# Work order
Transcribe only part of the material below: the lines from the one containing "A solution holds" through the one containing "Solution. H+ 0.78, CuCl+", inclusive, exactly as written.

# Supplied entries
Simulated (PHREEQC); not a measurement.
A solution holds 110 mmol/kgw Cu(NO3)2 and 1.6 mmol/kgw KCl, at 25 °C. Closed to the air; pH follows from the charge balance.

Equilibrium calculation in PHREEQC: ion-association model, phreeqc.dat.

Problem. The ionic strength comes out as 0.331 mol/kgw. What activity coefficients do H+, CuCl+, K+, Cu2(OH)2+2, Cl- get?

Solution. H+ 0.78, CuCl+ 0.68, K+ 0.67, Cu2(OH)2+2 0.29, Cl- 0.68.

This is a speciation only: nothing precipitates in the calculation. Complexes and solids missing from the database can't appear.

# Solution
A solution holds 110 mmol/kgw Cu(NO3)2 and 1.6 mmol/kgw KCl, at 25 °C. Closed to the air; pH follows from the charge balance.

Equilibrium calculation in PHREEQC: ion-association model, phreeqc.dat.

Problem. The ionic strength comes out as 0.331 mol/kgw. What activity coefficients do H+, CuCl+, K+, Cu2(OH)2+2, Cl- get?

Solution. H+ 0.78, CuCl+ 0.68, K+ 0.67, Cu2(OH)2+2 0.29, Cl- 0.68.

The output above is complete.